(GIVEN RECORDS begins)

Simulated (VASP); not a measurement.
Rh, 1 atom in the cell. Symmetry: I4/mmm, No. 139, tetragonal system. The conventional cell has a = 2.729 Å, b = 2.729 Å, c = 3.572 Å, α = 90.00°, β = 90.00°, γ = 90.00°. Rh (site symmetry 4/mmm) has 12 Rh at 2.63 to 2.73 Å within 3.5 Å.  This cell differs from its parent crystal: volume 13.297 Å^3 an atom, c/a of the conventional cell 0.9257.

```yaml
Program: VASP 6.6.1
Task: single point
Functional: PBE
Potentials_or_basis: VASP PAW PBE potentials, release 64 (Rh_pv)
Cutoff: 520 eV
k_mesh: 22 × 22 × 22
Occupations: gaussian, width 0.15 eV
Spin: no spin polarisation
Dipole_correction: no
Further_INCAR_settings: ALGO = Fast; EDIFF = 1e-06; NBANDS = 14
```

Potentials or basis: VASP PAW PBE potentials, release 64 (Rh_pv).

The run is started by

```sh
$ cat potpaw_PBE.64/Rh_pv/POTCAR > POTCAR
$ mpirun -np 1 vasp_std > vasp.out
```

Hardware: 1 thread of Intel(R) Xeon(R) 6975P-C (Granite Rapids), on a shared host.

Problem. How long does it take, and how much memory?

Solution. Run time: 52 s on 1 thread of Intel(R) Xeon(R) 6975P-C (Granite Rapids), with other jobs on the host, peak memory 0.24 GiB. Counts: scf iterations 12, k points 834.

(GIVEN RECORDS ends)

EXERCISE
The output should be exactly the lines above from the line containing "Potentials or basis: VASP" to the line containing "Problem. How long", inclusive, with no other lines.

WRITTEN ANSWER
Potentials or basis: VASP PAW PBE potentials, release 64 (Rh_pv).

The run is started by

```sh
$ cat potpaw_PBE.64/Rh_pv/POTCAR > POTCAR
$ mpirun -np 1 vasp_std > vasp.out
```

Hardware: 1 thread of Intel(R) Xeon(R) 6975P-C (Granite Rapids), on a shared host.

Problem. How long does it take, and how much memory?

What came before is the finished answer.